• **Assigned task**
To complete the exercise, write out all the data exactly.

────────────────────────────────────────

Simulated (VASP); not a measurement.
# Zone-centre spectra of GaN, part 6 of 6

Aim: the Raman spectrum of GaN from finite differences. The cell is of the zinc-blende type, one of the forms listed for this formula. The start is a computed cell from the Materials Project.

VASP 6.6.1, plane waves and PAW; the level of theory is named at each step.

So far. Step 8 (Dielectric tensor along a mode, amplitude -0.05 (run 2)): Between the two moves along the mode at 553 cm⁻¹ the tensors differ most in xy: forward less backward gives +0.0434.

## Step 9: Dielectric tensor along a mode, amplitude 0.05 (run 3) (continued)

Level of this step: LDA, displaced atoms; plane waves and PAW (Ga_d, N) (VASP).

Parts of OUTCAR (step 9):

────────────────────────────────────────

• **Written answer**
Simulated (VASP); not a measurement.
# Zone-centre spectra of GaN, part 6 of 6

Aim: the Raman spectrum of GaN from finite differences. The cell is of the zinc-blende type, one of the forms listed for this formula. The start is a computed cell from the Materials Project.

VASP 6.6.1, plane waves and PAW; the level of theory is named at each step.

So far. Step 8 (Dielectric tensor along a mode, amplitude -0.05 (run 2)): Between the two moves along the mode at 553 cm⁻¹ the tensors differ most in xy: forward less backward gives +0.0434.

## Step 9: Dielectric tensor along a mode, amplitude 0.05 (run 3) (continued)

Level of this step: LDA, displaced atoms; plane waves and PAW (Ga_d, N) (VASP).

Parts of OUTCAR (step 9):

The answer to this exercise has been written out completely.